#### [Brief]
Print the records exactly as they are written.

#### [Input data]
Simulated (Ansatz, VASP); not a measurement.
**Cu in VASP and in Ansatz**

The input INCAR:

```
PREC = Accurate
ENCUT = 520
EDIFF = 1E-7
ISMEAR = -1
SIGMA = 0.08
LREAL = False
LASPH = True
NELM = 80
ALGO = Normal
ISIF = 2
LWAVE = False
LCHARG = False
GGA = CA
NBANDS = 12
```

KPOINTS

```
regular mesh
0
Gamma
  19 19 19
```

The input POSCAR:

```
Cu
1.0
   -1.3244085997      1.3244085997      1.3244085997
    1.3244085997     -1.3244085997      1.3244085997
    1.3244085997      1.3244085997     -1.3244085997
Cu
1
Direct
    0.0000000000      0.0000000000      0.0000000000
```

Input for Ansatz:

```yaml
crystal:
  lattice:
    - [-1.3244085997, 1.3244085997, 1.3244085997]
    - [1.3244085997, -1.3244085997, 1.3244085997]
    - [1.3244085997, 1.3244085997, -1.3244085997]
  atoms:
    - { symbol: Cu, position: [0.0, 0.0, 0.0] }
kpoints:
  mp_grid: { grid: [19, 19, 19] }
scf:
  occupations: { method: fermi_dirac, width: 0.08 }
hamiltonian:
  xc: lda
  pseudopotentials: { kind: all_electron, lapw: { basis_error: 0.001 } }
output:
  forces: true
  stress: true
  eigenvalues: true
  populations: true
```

#### [Answer section]
Simulated (Ansatz, VASP); not a measurement.
**Cu in VASP and in Ansatz**

The input INCAR:

```
PREC = Accurate
ENCUT = 520
EDIFF = 1E-7
ISMEAR = -1
SIGMA = 0.08
LREAL = False
LASPH = True
NELM = 80
ALGO = Normal
ISIF = 2
LWAVE = False
LCHARG = False
GGA = CA
NBANDS = 12
```

KPOINTS

```
regular mesh
0
Gamma
  19 19 19
```

The input POSCAR:

```
Cu
1.0
   -1.3244085997      1.3244085997      1.3244085997
    1.3244085997     -1.3244085997      1.3244085997
    1.3244085997      1.3244085997     -1.3244085997
Cu
1
Direct
    0.0000000000      0.0000000000      0.0000000000
```

Input for Ansatz:

```yaml
crystal:
  lattice:
    - [-1.3244085997, 1.3244085997, 1.3244085997]
    - [1.3244085997, -1.3244085997, 1.3244085997]
    - [1.3244085997, 1.3244085997, -1.3244085997]
  atoms:
    - { symbol: Cu, position: [0.0, 0.0, 0.0] }
kpoints:
  mp_grid: { grid: [19, 19, 19] }
scf:
  occupations: { method: fermi_dirac, width: 0.08 }
hamiltonian:
  xc: lda
  pseudopotentials: { kind: all_electron, lapw: { basis_error: 0.001 } }
output:
  forces: true
  stress: true
  eigenvalues: true
  populations: true
```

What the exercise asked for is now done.